[Start of Attachment]

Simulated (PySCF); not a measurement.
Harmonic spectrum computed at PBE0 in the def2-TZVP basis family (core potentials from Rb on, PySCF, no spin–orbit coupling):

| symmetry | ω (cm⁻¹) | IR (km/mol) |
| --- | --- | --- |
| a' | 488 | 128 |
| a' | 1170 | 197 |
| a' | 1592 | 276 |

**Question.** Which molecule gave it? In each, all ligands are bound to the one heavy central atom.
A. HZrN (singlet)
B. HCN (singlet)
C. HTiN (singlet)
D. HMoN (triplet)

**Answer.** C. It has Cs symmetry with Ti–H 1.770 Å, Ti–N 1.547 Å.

[End of Attachment]

● **Work item**: Every entry must be duplicated exactly as it was written.

● **Exercise solution**:
Simulated (PySCF); not a measurement.
Harmonic spectrum computed at PBE0 in the def2-TZVP basis family (core potentials from Rb on, PySCF, no spin–orbit coupling):

| symmetry | ω (cm⁻¹) | IR (km/mol) |
| --- | --- | --- |
| a' | 488 | 128 |
| a' | 1170 | 197 |
| a' | 1592 | 276 |

**Question.** Which molecule gave it? In each, all ligands are bound to the one heavy central atom.
A. HZrN (singlet)
B. HCN (singlet)
C. HTiN (singlet)
D. HMoN (triplet)

**Answer.** C. It has Cs symmetry with Ti–H 1.770 Å, Ti–N 1.547 Å.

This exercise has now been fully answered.